▸ **ACTIVITY**: Return all the entries. Match them word for word.

▸ **GIVEN INFORMATION**:
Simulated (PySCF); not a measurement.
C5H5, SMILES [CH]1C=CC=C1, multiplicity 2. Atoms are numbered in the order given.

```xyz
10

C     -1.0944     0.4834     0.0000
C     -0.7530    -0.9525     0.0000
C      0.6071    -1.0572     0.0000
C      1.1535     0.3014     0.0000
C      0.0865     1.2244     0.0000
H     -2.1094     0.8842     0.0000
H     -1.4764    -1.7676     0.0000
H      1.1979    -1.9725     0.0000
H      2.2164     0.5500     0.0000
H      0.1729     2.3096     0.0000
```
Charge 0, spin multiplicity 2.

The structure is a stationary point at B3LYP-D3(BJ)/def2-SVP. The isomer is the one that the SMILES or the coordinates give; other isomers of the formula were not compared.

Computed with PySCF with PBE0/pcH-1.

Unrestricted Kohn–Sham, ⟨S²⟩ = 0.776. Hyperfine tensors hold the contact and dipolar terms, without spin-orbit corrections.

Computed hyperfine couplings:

▸ **YOUR RESPONSE**:
Simulated (PySCF); not a measurement.
C5H5, SMILES [CH]1C=CC=C1, multiplicity 2. Atoms are numbered in the order given.

```xyz
10

C     -1.0944     0.4834     0.0000
C     -0.7530    -0.9525     0.0000
C      0.6071    -1.0572     0.0000
C      1.1535     0.3014     0.0000
C      0.0865     1.2244     0.0000
H     -2.1094     0.8842     0.0000
H     -1.4764    -1.7676     0.0000
H      1.1979    -1.9725     0.0000
H      2.2164     0.5500     0.0000
H      0.1729     2.3096     0.0000
```
Charge 0, spin multiplicity 2.

The structure is a stationary point at B3LYP-D3(BJ)/def2-SVP. The isomer is the one that the SMILES or the coordinates give; other isomers of the formula were not compared.

Computed with PySCF with PBE0/pcH-1.

Unrestricted Kohn–Sham, ⟨S²⟩ = 0.776. Hyperfine tensors hold the contact and dipolar terms, without spin-orbit corrections.

Computed hyperfine couplings:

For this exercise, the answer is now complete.